- **Data to examine**
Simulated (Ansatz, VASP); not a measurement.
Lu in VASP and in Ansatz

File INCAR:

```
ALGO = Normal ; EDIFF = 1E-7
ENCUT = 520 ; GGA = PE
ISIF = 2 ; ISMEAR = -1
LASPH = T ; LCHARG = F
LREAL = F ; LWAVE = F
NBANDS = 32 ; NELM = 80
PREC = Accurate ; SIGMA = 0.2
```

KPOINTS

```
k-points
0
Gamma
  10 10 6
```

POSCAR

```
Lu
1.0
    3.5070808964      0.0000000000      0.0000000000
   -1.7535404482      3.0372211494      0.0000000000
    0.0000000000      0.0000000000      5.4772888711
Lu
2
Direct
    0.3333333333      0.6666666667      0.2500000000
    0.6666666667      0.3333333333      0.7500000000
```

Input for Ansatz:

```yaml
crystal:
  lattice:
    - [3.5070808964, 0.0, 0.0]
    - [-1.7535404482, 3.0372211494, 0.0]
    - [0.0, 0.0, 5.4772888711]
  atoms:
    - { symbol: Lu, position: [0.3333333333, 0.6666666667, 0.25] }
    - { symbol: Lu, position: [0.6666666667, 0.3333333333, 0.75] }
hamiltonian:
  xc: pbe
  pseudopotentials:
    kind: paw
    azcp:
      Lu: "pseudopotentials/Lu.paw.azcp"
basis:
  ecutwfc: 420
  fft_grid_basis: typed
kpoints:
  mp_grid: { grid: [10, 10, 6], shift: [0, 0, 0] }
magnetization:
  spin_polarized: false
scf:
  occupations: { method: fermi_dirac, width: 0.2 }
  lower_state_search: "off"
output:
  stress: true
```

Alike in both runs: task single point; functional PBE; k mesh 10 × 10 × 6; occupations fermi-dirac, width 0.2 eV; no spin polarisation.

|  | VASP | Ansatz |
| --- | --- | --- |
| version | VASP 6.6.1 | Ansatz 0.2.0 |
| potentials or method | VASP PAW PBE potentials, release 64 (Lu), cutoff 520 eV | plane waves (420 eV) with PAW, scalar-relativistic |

- **Task item**
From the first line of the listing above to the line that contains "Ansatz 0.2.0 |", inclusive, restate every line word for word. Nothing else belongs in the answer.

- **Written response**
Simulated (Ansatz, VASP); not a measurement.
Lu in VASP and in Ansatz

File INCAR:

```
ALGO = Normal ; EDIFF = 1E-7
ENCUT = 520 ; GGA = PE
ISIF = 2 ; ISMEAR = -1
LASPH = T ; LCHARG = F
LREAL = F ; LWAVE = F
NBANDS = 32 ; NELM = 80
PREC = Accurate ; SIGMA = 0.2
```

KPOINTS

```
k-points
0
Gamma
  10 10 6
```

POSCAR

```
Lu
1.0
    3.5070808964      0.0000000000      0.0000000000
   -1.7535404482      3.0372211494      0.0000000000
    0.0000000000      0.0000000000      5.4772888711
Lu
2
Direct
    0.3333333333      0.6666666667      0.2500000000
    0.6666666667      0.3333333333      0.7500000000
```

Input for Ansatz:

```yaml
crystal:
  lattice:
    - [3.5070808964, 0.0, 0.0]
    - [-1.7535404482, 3.0372211494, 0.0]
    - [0.0, 0.0, 5.4772888711]
  atoms:
    - { symbol: Lu, position: [0.3333333333, 0.6666666667, 0.25] }
    - { symbol: Lu, position: [0.6666666667, 0.3333333333, 0.75] }
hamiltonian:
  xc: pbe
  pseudopotentials:
    kind: paw
    azcp:
      Lu: "pseudopotentials/Lu.paw.azcp"
basis:
  ecutwfc: 420
  fft_grid_basis: typed
kpoints:
  mp_grid: { grid: [10, 10, 6], shift: [0, 0, 0] }
magnetization:
  spin_polarized: false
scf:
  occupations: { method: fermi_dirac, width: 0.2 }
  lower_state_search: "off"
output:
  stress: true
```

Alike in both runs: task single point; functional PBE; k mesh 10 × 10 × 6; occupations fermi-dirac, width 0.2 eV; no spin polarisation.

|  | VASP | Ansatz |
| --- | --- | --- |
| version | VASP 6.6.1 | Ansatz 0.2.0 |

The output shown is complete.